+-------+
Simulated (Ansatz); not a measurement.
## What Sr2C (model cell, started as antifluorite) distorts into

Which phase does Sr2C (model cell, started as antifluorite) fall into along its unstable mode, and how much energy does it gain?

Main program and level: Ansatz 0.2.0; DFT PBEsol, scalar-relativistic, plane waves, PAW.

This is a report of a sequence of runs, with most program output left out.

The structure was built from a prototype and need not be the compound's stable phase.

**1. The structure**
+-------+

# [Action item]
In full and without change, transcribe every line of the records above.

# [Written answer]
Simulated (Ansatz); not a measurement.
## What Sr2C (model cell, started as antifluorite) distorts into

Which phase does Sr2C (model cell, started as antifluorite) fall into along its unstable mode, and how much energy does it gain?

Main program and level: Ansatz 0.2.0; DFT PBEsol, scalar-relativistic, plane waves, PAW.

This is a report of a sequence of runs, with most program output left out.

The structure was built from a prototype and need not be the compound's stable phase.

**1. The structure**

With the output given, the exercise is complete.